▼

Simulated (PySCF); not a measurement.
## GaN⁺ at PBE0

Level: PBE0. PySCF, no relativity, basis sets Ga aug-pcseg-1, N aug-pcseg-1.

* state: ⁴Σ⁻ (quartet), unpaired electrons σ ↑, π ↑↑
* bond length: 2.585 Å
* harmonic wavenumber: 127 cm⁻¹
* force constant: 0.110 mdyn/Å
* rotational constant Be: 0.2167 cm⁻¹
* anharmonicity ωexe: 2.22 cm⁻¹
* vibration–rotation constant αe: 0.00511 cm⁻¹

▲

Assigned task: The entries need to be set down again in full, with no word changed.

Exercise result:
Simulated (PySCF); not a measurement.
## GaN⁺ at PBE0

Level: PBE0. PySCF, no relativity, basis sets Ga aug-pcseg-1, N aug-pcseg-1.

* state: ⁴Σ⁻ (quartet), unpaired electrons σ ↑, π ↑↑
* bond length: 2.585 Å
* harmonic wavenumber: 127 cm⁻¹
* force constant: 0.110 mdyn/Å
* rotational constant Be: 0.2167 cm⁻¹
* anharmonicity ωexe: 2.22 cm⁻¹
* vibration–rotation constant αe: 0.00511 cm⁻¹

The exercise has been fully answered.